'''
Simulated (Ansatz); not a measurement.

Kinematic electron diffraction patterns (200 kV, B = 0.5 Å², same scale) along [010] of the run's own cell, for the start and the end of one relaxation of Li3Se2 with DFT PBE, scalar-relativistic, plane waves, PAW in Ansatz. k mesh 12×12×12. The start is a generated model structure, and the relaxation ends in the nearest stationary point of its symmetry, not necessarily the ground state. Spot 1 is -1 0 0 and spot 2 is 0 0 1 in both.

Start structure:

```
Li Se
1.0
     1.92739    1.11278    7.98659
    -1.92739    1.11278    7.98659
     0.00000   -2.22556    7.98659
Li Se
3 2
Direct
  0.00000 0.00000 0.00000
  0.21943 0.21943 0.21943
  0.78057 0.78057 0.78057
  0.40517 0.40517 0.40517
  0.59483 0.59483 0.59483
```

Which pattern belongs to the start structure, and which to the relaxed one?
'''

## Exercise
Reproduce every record above exactly as it appears.

## Result
Simulated (Ansatz); not a measurement.

Kinematic electron diffraction patterns (200 kV, B = 0.5 Å², same scale) along [010] of the run's own cell, for the start and the end of one relaxation of Li3Se2 with DFT PBE, scalar-relativistic, plane waves, PAW in Ansatz. k mesh 12×12×12. The start is a generated model structure, and the relaxation ends in the nearest stationary point of its symmetry, not necessarily the ground state. Spot 1 is -1 0 0 and spot 2 is 0 0 1 in both.

Start structure:

```
Li Se
1.0
     1.92739    1.11278    7.98659
    -1.92739    1.11278    7.98659
     0.00000   -2.22556    7.98659
Li Se
3 2
Direct
  0.00000 0.00000 0.00000
  0.21943 0.21943 0.21943
  0.78057 0.78057 0.78057
  0.40517 0.40517 0.40517
  0.59483 0.59483 0.59483
```

Which pattern belongs to the start structure, and which to the relaxed one?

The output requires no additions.